DATASET -
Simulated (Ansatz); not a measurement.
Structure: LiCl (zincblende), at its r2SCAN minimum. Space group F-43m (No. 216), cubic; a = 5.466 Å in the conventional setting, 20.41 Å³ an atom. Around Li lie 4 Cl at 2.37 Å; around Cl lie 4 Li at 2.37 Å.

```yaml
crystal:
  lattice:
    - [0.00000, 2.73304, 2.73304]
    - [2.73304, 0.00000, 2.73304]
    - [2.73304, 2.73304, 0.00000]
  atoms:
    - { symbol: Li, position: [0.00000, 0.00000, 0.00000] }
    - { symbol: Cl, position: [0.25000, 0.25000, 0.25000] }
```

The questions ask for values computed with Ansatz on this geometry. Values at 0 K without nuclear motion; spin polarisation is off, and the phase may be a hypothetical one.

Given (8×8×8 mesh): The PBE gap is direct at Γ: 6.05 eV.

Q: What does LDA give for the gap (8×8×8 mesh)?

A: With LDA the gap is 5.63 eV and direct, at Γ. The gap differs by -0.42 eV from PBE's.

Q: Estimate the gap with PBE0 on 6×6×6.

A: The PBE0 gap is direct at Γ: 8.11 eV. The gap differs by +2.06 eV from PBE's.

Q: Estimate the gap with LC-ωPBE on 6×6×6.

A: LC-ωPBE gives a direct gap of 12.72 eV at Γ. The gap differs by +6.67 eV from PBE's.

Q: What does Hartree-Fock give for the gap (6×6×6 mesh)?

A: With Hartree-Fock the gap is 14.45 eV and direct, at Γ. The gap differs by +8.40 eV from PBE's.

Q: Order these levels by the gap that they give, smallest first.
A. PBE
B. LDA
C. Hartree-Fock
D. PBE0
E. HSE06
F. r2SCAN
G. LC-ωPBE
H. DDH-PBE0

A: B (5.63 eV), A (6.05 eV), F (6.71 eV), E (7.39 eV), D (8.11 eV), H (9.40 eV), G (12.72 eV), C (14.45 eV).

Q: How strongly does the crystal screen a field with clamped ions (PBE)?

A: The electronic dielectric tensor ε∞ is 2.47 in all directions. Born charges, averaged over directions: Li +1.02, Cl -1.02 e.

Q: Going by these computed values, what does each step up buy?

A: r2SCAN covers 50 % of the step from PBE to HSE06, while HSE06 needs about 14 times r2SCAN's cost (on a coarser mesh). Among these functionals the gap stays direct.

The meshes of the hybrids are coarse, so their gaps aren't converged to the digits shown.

WORK ITEM -
Where the listing above reaches the line that contains "Q: Estimate the gap with PBE0 on 6×6×6.", start retyping, and finish with the line that contains "A: r2SCAN covers"; reproduce those lines exactly and no others.

WORKED SOLUTION -
Q: Estimate the gap with PBE0 on 6×6×6.

A: The PBE0 gap is direct at Γ: 8.11 eV. The gap differs by +2.06 eV from PBE's.

Q: Estimate the gap with LC-ωPBE on 6×6×6.

A: LC-ωPBE gives a direct gap of 12.72 eV at Γ. The gap differs by +6.67 eV from PBE's.

Q: What does Hartree-Fock give for the gap (6×6×6 mesh)?

A: With Hartree-Fock the gap is 14.45 eV and direct, at Γ. The gap differs by +8.40 eV from PBE's.

Q: Order these levels by the gap that they give, smallest first.
A. PBE
B. LDA
C. Hartree-Fock
D. PBE0
E. HSE06
F. r2SCAN
G. LC-ωPBE
H. DDH-PBE0

A: B (5.63 eV), A (6.05 eV), F (6.71 eV), E (7.39 eV), D (8.11 eV), H (9.40 eV), G (12.72 eV), C (14.45 eV).

Q: How strongly does the crystal screen a field with clamped ions (PBE)?

A: The electronic dielectric tensor ε∞ is 2.47 in all directions. Born charges, averaged over directions: Li +1.02, Cl -1.02 e.

Q: Going by these computed values, what does each step up buy?

A: r2SCAN covers 50 % of the step from PBE to HSE06, while HSE06 needs about 14 times r2SCAN's cost (on a coarser mesh). Among these functionals the gap stays direct.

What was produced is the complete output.